**REQUIREMENT:** Please write out the records exactly.

>>

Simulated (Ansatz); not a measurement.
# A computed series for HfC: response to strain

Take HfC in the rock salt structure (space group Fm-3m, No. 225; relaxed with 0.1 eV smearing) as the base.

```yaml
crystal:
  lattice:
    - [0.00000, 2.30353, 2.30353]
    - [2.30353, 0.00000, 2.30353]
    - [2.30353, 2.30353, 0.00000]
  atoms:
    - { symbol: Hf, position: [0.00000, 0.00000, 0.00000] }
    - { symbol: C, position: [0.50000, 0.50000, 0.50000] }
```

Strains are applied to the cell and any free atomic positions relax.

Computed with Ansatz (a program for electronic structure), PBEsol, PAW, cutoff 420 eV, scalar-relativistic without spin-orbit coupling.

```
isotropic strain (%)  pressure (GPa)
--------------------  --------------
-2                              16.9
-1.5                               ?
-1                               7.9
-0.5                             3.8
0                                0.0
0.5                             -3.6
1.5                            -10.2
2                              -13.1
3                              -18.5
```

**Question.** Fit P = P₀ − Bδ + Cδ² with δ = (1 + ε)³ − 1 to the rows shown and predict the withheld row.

<<

**EXERCISE SOLUTION:**
Simulated (Ansatz); not a measurement.
# A computed series for HfC: response to strain

Take HfC in the rock salt structure (space group Fm-3m, No. 225; relaxed with 0.1 eV smearing) as the base.

```yaml
crystal:
  lattice:
    - [0.00000, 2.30353, 2.30353]
    - [2.30353, 0.00000, 2.30353]
    - [2.30353, 2.30353, 0.00000]
  atoms:
    - { symbol: Hf, position: [0.00000, 0.00000, 0.00000] }
    - { symbol: C, position: [0.50000, 0.50000, 0.50000] }
```

Strains are applied to the cell and any free atomic positions relax.

Computed with Ansatz (a program for electronic structure), PBEsol, PAW, cutoff 420 eV, scalar-relativistic without spin-orbit coupling.

```
isotropic strain (%)  pressure (GPa)
--------------------  --------------
-2                              16.9
-1.5                               ?
-1                               7.9
-0.5                             3.8
0                                0.0
0.5                             -3.6
1.5                            -10.2
2                              -13.1
3                              -18.5
```

**Question.** Fit P = P₀ − Bδ + Cδ² with δ = (1 + ε)³ − 1 to the rows shown and predict the withheld row.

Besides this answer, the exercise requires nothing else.